→ Provided records
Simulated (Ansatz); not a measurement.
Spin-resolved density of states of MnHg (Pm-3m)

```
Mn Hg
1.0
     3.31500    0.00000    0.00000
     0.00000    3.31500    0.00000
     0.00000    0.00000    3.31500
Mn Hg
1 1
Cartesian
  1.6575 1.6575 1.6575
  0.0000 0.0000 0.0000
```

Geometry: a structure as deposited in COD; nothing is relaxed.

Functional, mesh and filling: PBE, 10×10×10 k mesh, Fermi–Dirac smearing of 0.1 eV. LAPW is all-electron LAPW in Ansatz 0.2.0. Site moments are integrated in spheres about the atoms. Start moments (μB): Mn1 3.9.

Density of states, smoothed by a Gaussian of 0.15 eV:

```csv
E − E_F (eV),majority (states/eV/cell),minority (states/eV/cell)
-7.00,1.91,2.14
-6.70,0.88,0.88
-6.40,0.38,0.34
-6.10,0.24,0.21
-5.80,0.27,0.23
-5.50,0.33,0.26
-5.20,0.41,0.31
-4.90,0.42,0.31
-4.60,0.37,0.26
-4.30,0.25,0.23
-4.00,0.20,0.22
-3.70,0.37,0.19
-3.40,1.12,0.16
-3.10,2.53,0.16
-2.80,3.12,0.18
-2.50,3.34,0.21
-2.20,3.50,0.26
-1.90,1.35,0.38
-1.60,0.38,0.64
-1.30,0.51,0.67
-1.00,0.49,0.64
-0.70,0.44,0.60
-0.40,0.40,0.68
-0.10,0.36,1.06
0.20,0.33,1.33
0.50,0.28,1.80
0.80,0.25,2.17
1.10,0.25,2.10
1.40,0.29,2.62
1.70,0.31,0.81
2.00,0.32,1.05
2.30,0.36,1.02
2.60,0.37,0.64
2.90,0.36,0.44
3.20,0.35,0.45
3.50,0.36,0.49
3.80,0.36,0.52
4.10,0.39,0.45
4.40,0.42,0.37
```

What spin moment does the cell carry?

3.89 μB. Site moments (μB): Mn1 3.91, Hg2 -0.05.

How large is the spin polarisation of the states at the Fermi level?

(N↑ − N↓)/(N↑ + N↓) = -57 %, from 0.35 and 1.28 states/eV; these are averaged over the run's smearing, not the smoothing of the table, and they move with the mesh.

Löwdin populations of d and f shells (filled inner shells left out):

→ Work request
Word for word, output the lines of the data from its first line through the line where "Geometry: a structure" appears, and stop there.

→ Response area
Simulated (Ansatz); not a measurement.
Spin-resolved density of states of MnHg (Pm-3m)

```
Mn Hg
1.0
     3.31500    0.00000    0.00000
     0.00000    3.31500    0.00000
     0.00000    0.00000    3.31500
Mn Hg
1 1
Cartesian
  1.6575 1.6575 1.6575
  0.0000 0.0000 0.0000
```

Geometry: a structure as deposited in COD; nothing is relaxed.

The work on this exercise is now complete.